Given information >>
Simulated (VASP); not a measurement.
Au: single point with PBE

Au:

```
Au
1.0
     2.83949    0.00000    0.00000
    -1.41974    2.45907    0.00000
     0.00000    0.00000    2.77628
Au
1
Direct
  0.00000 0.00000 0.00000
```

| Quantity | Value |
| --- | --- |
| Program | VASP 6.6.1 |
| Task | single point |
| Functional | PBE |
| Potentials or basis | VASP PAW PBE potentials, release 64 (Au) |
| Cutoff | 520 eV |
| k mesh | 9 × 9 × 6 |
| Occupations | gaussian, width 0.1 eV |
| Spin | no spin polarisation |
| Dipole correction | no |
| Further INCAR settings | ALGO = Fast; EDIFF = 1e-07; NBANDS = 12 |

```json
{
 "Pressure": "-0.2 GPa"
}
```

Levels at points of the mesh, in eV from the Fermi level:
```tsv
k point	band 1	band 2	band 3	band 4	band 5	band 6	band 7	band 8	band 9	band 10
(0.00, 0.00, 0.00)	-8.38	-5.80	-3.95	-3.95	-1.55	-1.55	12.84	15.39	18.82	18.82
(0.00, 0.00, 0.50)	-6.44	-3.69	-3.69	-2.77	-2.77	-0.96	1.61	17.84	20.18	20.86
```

Task item >>
All entries are to be copied exactly as they read.

Answer section >>
Simulated (VASP); not a measurement.
Au: single point with PBE

Au:

```
Au
1.0
     2.83949    0.00000    0.00000
    -1.41974    2.45907    0.00000
     0.00000    0.00000    2.77628
Au
1
Direct
  0.00000 0.00000 0.00000
```

| Quantity | Value |
| --- | --- |
| Program | VASP 6.6.1 |
| Task | single point |
| Functional | PBE |
| Potentials or basis | VASP PAW PBE potentials, release 64 (Au) |
| Cutoff | 520 eV |
| k mesh | 9 × 9 × 6 |
| Occupations | gaussian, width 0.1 eV |
| Spin | no spin polarisation |
| Dipole correction | no |
| Further INCAR settings | ALGO = Fast; EDIFF = 1e-07; NBANDS = 12 |

```json
{
 "Pressure": "-0.2 GPa"
}
```

Levels at points of the mesh, in eV from the Fermi level:
```tsv
k point	band 1	band 2	band 3	band 4	band 5	band 6	band 7	band 8	band 9	band 10
(0.00, 0.00, 0.00)	-8.38	-5.80	-3.95	-3.95	-1.55	-1.55	12.84	15.39	18.82	18.82
(0.00, 0.00, 0.50)	-6.44	-3.69	-3.69	-2.77	-2.77	-0.96	1.61	17.84	20.18	20.86
```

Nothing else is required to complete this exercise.